▶ Exercise:
The full listing below is to be written out exactly.

▶ Data extract:
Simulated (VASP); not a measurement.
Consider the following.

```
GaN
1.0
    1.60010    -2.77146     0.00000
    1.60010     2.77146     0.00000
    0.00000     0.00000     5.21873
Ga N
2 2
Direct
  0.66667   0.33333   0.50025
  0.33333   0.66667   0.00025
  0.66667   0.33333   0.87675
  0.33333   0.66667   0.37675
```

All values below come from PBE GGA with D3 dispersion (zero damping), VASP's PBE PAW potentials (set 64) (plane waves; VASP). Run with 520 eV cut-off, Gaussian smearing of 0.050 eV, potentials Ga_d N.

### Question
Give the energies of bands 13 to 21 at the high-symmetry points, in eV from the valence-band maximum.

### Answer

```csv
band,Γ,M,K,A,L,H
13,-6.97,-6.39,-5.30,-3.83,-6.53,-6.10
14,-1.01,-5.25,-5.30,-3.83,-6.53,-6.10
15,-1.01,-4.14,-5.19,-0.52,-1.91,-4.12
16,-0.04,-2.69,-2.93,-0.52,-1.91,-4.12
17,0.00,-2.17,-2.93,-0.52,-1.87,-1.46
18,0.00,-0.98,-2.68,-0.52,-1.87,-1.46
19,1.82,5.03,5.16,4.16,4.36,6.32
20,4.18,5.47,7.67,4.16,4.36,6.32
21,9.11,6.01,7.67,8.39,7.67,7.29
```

▶ Response box:
Simulated (VASP); not a measurement.
Consider the following.

```
GaN
1.0
    1.60010    -2.77146     0.00000
    1.60010     2.77146     0.00000
    0.00000     0.00000     5.21873
Ga N
2 2
Direct
  0.66667   0.33333   0.50025
  0.33333   0.66667   0.00025
  0.66667   0.33333   0.87675
  0.33333   0.66667   0.37675
```

All values below come from PBE GGA with D3 dispersion (zero damping), VASP's PBE PAW potentials (set 64) (plane waves; VASP). Run with 520 eV cut-off, Gaussian smearing of 0.050 eV, potentials Ga_d N.

### Question
Give the energies of bands 13 to 21 at the high-symmetry points, in eV from the valence-band maximum.

### Answer

```csv
band,Γ,M,K,A,L,H
13,-6.97,-6.39,-5.30,-3.83,-6.53,-6.10
14,-1.01,-5.25,-5.30,-3.83,-6.53,-6.10
15,-1.01,-4.14,-5.19,-0.52,-1.91,-4.12
16,-0.04,-2.69,-2.93,-0.52,-1.91,-4.12
17,0.00,-2.17,-2.93,-0.52,-1.87,-1.46
18,0.00,-0.98,-2.68,-0.52,-1.87,-1.46
19,1.82,5.03,5.16,4.16,4.36,6.32
20,4.18,5.47,7.67,4.16,4.36,6.32
21,9.11,6.01,7.67,8.39,7.67,7.29
```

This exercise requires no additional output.